BEGIN INPUT DATA

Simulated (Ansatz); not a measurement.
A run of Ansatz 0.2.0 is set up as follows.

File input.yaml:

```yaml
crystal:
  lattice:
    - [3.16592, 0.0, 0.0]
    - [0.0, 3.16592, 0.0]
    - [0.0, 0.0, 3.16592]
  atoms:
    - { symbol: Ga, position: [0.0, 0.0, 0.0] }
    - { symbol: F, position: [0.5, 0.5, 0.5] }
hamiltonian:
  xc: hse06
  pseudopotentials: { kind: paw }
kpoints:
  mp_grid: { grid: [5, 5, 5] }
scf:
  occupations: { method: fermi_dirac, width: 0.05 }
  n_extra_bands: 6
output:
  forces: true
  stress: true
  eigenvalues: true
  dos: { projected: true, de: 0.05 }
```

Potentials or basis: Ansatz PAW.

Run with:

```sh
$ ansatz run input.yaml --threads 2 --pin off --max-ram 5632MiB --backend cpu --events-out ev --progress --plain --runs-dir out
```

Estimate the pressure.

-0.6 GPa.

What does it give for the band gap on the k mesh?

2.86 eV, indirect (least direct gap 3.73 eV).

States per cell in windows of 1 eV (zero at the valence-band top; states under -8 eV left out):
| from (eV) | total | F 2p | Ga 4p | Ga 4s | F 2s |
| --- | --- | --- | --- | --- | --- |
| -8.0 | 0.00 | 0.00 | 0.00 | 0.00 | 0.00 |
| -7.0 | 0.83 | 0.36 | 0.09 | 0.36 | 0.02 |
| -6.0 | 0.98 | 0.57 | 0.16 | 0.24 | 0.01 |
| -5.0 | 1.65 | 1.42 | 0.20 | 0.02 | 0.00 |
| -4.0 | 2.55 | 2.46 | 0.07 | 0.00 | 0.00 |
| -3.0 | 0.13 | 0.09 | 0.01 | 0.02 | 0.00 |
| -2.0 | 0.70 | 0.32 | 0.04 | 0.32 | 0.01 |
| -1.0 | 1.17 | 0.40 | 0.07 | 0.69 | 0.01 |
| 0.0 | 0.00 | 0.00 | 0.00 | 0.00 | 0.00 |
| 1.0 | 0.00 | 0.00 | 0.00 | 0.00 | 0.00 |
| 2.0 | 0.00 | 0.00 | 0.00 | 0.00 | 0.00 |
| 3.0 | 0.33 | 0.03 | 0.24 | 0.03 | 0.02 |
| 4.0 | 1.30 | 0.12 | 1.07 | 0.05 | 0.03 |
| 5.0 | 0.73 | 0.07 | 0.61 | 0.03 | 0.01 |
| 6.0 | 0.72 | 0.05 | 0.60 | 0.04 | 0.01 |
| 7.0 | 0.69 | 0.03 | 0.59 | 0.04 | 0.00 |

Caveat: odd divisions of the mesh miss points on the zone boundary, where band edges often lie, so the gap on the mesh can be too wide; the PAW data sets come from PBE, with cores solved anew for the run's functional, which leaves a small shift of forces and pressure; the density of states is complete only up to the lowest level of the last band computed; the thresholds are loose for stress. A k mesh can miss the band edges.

END INPUT DATA

■ **WORK TASK**
In the entries above, the lines from the one bearing "0.03 | 0.02 |" up to and including the one bearing "0.04 | 0.00 |" should be transcribed exactly; no other line is wanted.

■ **ANSWER SPACE**
| 3.0 | 0.33 | 0.03 | 0.24 | 0.03 | 0.02 |
| 4.0 | 1.30 | 0.12 | 1.07 | 0.05 | 0.03 |
| 5.0 | 0.73 | 0.07 | 0.61 | 0.03 | 0.01 |
| 6.0 | 0.72 | 0.05 | 0.60 | 0.04 | 0.01 |
| 7.0 | 0.69 | 0.03 | 0.59 | 0.04 | 0.00 |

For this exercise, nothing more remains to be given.